Work order —
Repeat exactly what appears from the opening line of the listing to the line with "(M06-2X/6-31G* (no counterpoise))", inclusive.

Data records —
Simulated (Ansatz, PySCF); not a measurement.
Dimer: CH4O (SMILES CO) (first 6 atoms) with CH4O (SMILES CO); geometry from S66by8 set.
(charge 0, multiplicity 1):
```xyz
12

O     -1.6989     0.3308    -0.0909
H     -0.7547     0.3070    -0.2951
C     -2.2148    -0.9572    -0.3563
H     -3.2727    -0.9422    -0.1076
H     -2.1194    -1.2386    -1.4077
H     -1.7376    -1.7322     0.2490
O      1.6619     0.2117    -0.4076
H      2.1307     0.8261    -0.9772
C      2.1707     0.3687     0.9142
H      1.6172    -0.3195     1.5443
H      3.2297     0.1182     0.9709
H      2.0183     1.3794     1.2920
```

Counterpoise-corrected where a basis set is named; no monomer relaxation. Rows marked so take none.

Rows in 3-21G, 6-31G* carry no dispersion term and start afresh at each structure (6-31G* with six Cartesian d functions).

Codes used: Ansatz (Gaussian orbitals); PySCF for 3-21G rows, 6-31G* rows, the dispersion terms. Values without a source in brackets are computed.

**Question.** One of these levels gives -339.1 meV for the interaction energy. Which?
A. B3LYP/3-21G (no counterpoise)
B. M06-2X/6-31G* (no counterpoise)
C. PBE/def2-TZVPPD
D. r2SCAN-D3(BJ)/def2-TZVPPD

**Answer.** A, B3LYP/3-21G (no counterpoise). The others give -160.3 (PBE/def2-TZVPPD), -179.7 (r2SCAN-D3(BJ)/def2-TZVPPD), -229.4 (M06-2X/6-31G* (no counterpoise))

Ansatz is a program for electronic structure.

Answer section —
Simulated (Ansatz, PySCF); not a measurement.
Dimer: CH4O (SMILES CO) (first 6 atoms) with CH4O (SMILES CO); geometry from S66by8 set.
(charge 0, multiplicity 1):
```xyz
12

O     -1.6989     0.3308    -0.0909
H     -0.7547     0.3070    -0.2951
C     -2.2148    -0.9572    -0.3563
H     -3.2727    -0.9422    -0.1076
H     -2.1194    -1.2386    -1.4077
H     -1.7376    -1.7322     0.2490
O      1.6619     0.2117    -0.4076
H      2.1307     0.8261    -0.9772
C      2.1707     0.3687     0.9142
H      1.6172    -0.3195     1.5443
H      3.2297     0.1182     0.9709
H      2.0183     1.3794     1.2920
```

Counterpoise-corrected where a basis set is named; no monomer relaxation. Rows marked so take none.

Rows in 3-21G, 6-31G* carry no dispersion term and start afresh at each structure (6-31G* with six Cartesian d functions).

Codes used: Ansatz (Gaussian orbitals); PySCF for 3-21G rows, 6-31G* rows, the dispersion terms. Values without a source in brackets are computed.

**Question.** One of these levels gives -339.1 meV for the interaction energy. Which?
A. B3LYP/3-21G (no counterpoise)
B. M06-2X/6-31G* (no counterpoise)
C. PBE/def2-TZVPPD
D. r2SCAN-D3(BJ)/def2-TZVPPD

**Answer.** A, B3LYP/3-21G (no counterpoise). The others give -160.3 (PBE/def2-TZVPPD), -179.7 (r2SCAN-D3(BJ)/def2-TZVPPD), -229.4 (M06-2X/6-31G* (no counterpoise))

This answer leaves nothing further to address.